Exercise -
Copy the lines exactly as they appear, starting with the first line of the records and ending with the line that contains "## 1. The cell of the first run".

^^^^
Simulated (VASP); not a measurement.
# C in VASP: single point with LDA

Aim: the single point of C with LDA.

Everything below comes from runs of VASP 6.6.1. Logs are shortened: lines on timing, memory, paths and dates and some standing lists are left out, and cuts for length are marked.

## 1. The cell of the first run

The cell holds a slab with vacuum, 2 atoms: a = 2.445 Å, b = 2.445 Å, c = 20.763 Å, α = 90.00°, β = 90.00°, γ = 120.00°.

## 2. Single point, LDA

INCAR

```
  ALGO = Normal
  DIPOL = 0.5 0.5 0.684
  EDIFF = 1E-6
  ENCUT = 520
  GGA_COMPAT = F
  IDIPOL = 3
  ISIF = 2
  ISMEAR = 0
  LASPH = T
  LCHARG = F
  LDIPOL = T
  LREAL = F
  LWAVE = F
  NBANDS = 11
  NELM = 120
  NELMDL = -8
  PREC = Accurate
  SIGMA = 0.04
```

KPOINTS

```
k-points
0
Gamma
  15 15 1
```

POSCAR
^^^^

Exercise result -
Simulated (VASP); not a measurement.
# C in VASP: single point with LDA

Aim: the single point of C with LDA.

Everything below comes from runs of VASP 6.6.1. Logs are shortened: lines on timing, memory, paths and dates and some standing lists are left out, and cuts for length are marked.

## 1. The cell of the first run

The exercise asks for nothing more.